________________________

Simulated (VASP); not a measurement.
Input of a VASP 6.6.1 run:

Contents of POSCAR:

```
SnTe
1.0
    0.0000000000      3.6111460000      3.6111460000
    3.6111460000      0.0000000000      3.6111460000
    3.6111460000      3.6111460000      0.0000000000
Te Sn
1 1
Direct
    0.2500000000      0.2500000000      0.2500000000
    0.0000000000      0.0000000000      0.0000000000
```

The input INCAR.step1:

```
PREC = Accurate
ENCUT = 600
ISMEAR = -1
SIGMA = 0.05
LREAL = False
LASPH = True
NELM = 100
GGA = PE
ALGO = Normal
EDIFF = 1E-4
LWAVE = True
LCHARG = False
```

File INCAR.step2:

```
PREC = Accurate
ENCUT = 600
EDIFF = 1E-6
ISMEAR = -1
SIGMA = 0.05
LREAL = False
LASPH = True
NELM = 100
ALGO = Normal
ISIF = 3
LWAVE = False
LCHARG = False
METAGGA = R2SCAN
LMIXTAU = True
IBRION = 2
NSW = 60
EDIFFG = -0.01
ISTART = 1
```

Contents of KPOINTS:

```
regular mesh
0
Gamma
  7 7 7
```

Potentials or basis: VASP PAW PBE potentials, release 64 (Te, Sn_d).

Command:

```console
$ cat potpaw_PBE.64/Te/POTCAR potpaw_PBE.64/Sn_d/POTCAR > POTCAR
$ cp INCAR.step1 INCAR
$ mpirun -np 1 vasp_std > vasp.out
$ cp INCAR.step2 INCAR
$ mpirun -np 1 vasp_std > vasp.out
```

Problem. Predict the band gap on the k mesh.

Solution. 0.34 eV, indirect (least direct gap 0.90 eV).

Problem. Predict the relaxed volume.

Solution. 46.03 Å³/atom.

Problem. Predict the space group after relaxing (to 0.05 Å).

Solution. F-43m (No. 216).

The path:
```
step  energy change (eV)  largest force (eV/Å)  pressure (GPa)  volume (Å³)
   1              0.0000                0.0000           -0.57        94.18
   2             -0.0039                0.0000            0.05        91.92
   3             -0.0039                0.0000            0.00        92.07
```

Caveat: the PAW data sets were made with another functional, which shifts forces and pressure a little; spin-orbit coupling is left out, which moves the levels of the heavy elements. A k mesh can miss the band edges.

________________________

Give again, word for word, the records from their first line to the one with "Solution. F-43m (No. 216).", and leave out all else.

▸ Solution:
Simulated (VASP); not a measurement.
Input of a VASP 6.6.1 run:

Contents of POSCAR:

```
SnTe
1.0
    0.0000000000      3.6111460000      3.6111460000
    3.6111460000      0.0000000000      3.6111460000
    3.6111460000      3.6111460000      0.0000000000
Te Sn
1 1
Direct
    0.2500000000      0.2500000000      0.2500000000
    0.0000000000      0.0000000000      0.0000000000
```

The input INCAR.step1:

```
PREC = Accurate
ENCUT = 600
ISMEAR = -1
SIGMA = 0.05
LREAL = False
LASPH = True
NELM = 100
GGA = PE
ALGO = Normal
EDIFF = 1E-4
LWAVE = True
LCHARG = False
```

File INCAR.step2:

```
PREC = Accurate
ENCUT = 600
EDIFF = 1E-6
ISMEAR = -1
SIGMA = 0.05
LREAL = False
LASPH = True
NELM = 100
ALGO = Normal
ISIF = 3
LWAVE = False
LCHARG = False
METAGGA = R2SCAN
LMIXTAU = True
IBRION = 2
NSW = 60
EDIFFG = -0.01
ISTART = 1
```

Contents of KPOINTS:

```
regular mesh
0
Gamma
  7 7 7
```

Potentials or basis: VASP PAW PBE potentials, release 64 (Te, Sn_d).

Command:

```console
$ cat potpaw_PBE.64/Te/POTCAR potpaw_PBE.64/Sn_d/POTCAR > POTCAR
$ cp INCAR.step1 INCAR
$ mpirun -np 1 vasp_std > vasp.out
$ cp INCAR.step2 INCAR
$ mpirun -np 1 vasp_std > vasp.out
```

Problem. Predict the band gap on the k mesh.

Solution. 0.34 eV, indirect (least direct gap 0.90 eV).

Problem. Predict the relaxed volume.

Solution. 46.03 Å³/atom.

Problem. Predict the space group after relaxing (to 0.05 Å).

Solution. F-43m (No. 216).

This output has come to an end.